Requirement:
In full and without error, repeat the entries below.

Data excerpts:
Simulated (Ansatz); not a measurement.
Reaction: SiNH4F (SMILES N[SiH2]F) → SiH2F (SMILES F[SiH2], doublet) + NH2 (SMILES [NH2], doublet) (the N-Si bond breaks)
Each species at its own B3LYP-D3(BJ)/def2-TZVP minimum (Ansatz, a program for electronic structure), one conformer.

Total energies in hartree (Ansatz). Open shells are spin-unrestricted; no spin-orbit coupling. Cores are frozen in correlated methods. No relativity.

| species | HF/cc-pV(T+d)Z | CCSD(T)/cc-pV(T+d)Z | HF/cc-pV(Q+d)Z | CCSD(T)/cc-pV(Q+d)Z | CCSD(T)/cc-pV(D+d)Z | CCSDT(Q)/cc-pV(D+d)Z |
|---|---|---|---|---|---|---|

Your response:
Simulated (Ansatz); not a measurement.
Reaction: SiNH4F (SMILES N[SiH2]F) → SiH2F (SMILES F[SiH2], doublet) + NH2 (SMILES [NH2], doublet) (the N-Si bond breaks)
Each species at its own B3LYP-D3(BJ)/def2-TZVP minimum (Ansatz, a program for electronic structure), one conformer.

Total energies in hartree (Ansatz). Open shells are spin-unrestricted; no spin-orbit coupling. Cores are frozen in correlated methods. No relativity.

| species | HF/cc-pV(T+d)Z | CCSD(T)/cc-pV(T+d)Z | HF/cc-pV(Q+d)Z | CCSD(T)/cc-pV(Q+d)Z | CCSD(T)/cc-pV(D+d)Z | CCSDT(Q)/cc-pV(D+d)Z |
|---|---|---|---|---|---|---|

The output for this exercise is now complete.